- ACTION ITEM: Reproduce exactly the lines that run from the start of the records below to the line with "### 2 Triplet at the fixed geometry, GFN1-xTB", inclusive.

- DATA SHOWN:
***
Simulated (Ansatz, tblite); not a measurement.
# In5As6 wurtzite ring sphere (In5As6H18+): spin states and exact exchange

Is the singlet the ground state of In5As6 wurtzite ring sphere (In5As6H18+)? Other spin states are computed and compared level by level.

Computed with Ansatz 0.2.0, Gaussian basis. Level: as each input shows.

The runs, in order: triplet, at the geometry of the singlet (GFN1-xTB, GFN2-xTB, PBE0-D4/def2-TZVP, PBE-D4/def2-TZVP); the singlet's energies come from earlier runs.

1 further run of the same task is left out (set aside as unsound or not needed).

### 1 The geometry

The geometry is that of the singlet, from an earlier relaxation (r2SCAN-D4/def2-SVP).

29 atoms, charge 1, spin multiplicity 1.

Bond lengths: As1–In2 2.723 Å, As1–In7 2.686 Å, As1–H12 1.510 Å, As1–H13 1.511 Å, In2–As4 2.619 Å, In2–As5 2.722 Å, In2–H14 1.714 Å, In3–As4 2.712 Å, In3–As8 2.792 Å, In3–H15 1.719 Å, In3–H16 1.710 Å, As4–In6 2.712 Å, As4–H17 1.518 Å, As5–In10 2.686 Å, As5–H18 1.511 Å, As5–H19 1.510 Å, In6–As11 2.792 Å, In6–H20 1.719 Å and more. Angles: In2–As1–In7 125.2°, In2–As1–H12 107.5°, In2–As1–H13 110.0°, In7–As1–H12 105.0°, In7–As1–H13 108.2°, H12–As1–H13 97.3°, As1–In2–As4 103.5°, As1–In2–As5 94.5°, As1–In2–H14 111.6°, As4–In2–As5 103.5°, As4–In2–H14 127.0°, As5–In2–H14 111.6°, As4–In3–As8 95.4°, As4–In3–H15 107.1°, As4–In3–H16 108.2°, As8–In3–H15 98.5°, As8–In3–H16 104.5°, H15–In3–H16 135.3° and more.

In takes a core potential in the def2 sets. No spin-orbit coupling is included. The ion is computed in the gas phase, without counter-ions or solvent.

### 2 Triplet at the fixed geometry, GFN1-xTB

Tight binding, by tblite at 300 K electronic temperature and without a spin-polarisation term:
***

- ANSWER BOX:
Simulated (Ansatz, tblite); not a measurement.
# In5As6 wurtzite ring sphere (In5As6H18+): spin states and exact exchange

Is the singlet the ground state of In5As6 wurtzite ring sphere (In5As6H18+)? Other spin states are computed and compared level by level.

Computed with Ansatz 0.2.0, Gaussian basis. Level: as each input shows.

The runs, in order: triplet, at the geometry of the singlet (GFN1-xTB, GFN2-xTB, PBE0-D4/def2-TZVP, PBE-D4/def2-TZVP); the singlet's energies come from earlier runs.

1 further run of the same task is left out (set aside as unsound or not needed).

### 1 The geometry

The geometry is that of the singlet, from an earlier relaxation (r2SCAN-D4/def2-SVP).

29 atoms, charge 1, spin multiplicity 1.

Bond lengths: As1–In2 2.723 Å, As1–In7 2.686 Å, As1–H12 1.510 Å, As1–H13 1.511 Å, In2–As4 2.619 Å, In2–As5 2.722 Å, In2–H14 1.714 Å, In3–As4 2.712 Å, In3–As8 2.792 Å, In3–H15 1.719 Å, In3–H16 1.710 Å, As4–In6 2.712 Å, As4–H17 1.518 Å, As5–In10 2.686 Å, As5–H18 1.511 Å, As5–H19 1.510 Å, In6–As11 2.792 Å, In6–H20 1.719 Å and more. Angles: In2–As1–In7 125.2°, In2–As1–H12 107.5°, In2–As1–H13 110.0°, In7–As1–H12 105.0°, In7–As1–H13 108.2°, H12–As1–H13 97.3°, As1–In2–As4 103.5°, As1–In2–As5 94.5°, As1–In2–H14 111.6°, As4–In2–As5 103.5°, As4–In2–H14 127.0°, As5–In2–H14 111.6°, As4–In3–As8 95.4°, As4–In3–H15 107.1°, As4–In3–H16 108.2°, As8–In3–H15 98.5°, As8–In3–H16 104.5°, H15–In3–H16 135.3° and more.

In takes a core potential in the def2 sets. No spin-orbit coupling is included. The ion is computed in the gas phase, without counter-ions or solvent.

### 2 Triplet at the fixed geometry, GFN1-xTB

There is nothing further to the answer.